• **Records provided**:
.....

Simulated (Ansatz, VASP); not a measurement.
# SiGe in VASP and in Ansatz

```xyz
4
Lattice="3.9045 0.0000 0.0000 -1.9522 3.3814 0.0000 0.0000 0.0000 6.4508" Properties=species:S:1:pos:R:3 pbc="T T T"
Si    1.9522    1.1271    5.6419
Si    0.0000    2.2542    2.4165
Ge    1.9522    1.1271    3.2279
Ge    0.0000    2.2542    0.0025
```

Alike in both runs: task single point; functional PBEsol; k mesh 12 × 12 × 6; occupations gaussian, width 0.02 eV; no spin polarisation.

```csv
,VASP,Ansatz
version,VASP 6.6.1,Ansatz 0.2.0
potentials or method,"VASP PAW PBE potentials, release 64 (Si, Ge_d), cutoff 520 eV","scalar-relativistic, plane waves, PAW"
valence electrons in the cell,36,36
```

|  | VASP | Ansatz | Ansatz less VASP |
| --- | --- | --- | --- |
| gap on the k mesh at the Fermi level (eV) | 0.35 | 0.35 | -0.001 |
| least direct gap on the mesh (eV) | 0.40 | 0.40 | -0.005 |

.....

• **Work item**: From the data above, reproduce word for word the lines running from the line with "less VASP |" to the line with "0.35 | -0.001 |", ends included.

• **Written answer**:
|  | VASP | Ansatz | Ansatz less VASP |
| --- | --- | --- | --- |
| gap on the k mesh at the Fermi level (eV) | 0.35 | 0.35 | -0.001 |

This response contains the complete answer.